○ ○ ○ ○ ○

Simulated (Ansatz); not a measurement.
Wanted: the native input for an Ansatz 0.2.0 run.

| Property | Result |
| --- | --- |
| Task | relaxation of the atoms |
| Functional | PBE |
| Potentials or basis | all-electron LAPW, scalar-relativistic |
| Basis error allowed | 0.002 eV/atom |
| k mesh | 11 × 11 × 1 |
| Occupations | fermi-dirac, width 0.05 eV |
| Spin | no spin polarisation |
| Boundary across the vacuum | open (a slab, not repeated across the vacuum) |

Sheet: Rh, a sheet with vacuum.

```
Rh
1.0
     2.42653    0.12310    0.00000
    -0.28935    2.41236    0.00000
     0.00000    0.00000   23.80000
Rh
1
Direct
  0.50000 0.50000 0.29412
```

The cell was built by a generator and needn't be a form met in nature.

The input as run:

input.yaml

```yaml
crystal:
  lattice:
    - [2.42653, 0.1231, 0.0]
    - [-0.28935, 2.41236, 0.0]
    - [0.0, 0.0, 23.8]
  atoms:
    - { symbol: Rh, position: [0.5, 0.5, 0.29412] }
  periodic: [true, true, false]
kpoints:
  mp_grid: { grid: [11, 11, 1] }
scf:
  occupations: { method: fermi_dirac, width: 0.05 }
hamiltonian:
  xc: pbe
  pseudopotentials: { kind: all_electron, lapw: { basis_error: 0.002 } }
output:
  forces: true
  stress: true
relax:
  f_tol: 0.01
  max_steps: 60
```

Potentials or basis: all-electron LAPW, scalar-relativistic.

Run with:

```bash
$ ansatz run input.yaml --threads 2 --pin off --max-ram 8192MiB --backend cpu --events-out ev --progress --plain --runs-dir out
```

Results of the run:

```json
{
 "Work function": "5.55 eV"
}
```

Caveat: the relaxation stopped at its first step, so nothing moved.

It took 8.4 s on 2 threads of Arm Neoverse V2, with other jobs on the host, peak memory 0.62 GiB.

○ ○ ○ ○ ○

### Assignment
What you return should be the lines from the beginning of the records through the one that contains "Caveat: the relaxation", repeated exactly and with no additions.

### Written response
Simulated (Ansatz); not a measurement.
Wanted: the native input for an Ansatz 0.2.0 run.

| Property | Result |
| --- | --- |
| Task | relaxation of the atoms |
| Functional | PBE |
| Potentials or basis | all-electron LAPW, scalar-relativistic |
| Basis error allowed | 0.002 eV/atom |
| k mesh | 11 × 11 × 1 |
| Occupations | fermi-dirac, width 0.05 eV |
| Spin | no spin polarisation |
| Boundary across the vacuum | open (a slab, not repeated across the vacuum) |

Sheet: Rh, a sheet with vacuum.

```
Rh
1.0
     2.42653    0.12310    0.00000
    -0.28935    2.41236    0.00000
     0.00000    0.00000   23.80000
Rh
1
Direct
  0.50000 0.50000 0.29412
```

The cell was built by a generator and needn't be a form met in nature.

The input as run:

input.yaml

```yaml
crystal:
  lattice:
    - [2.42653, 0.1231, 0.0]
    - [-0.28935, 2.41236, 0.0]
    - [0.0, 0.0, 23.8]
  atoms:
    - { symbol: Rh, position: [0.5, 0.5, 0.29412] }
  periodic: [true, true, false]
kpoints:
  mp_grid: { grid: [11, 11, 1] }
scf:
  occupations: { method: fermi_dirac, width: 0.05 }
hamiltonian:
  xc: pbe
  pseudopotentials: { kind: all_electron, lapw: { basis_error: 0.002 } }
output:
  forces: true
  stress: true
relax:
  f_tol: 0.01
  max_steps: 60
```

Potentials or basis: all-electron LAPW, scalar-relativistic.

Run with:

```bash
$ ansatz run input.yaml --threads 2 --pin off --max-ram 8192MiB --backend cpu --events-out ev --progress --plain --runs-dir out
```

Results of the run:

```json
{
 "Work function": "5.55 eV"
}
```

Caveat: the relaxation stopped at its first step, so nothing moved.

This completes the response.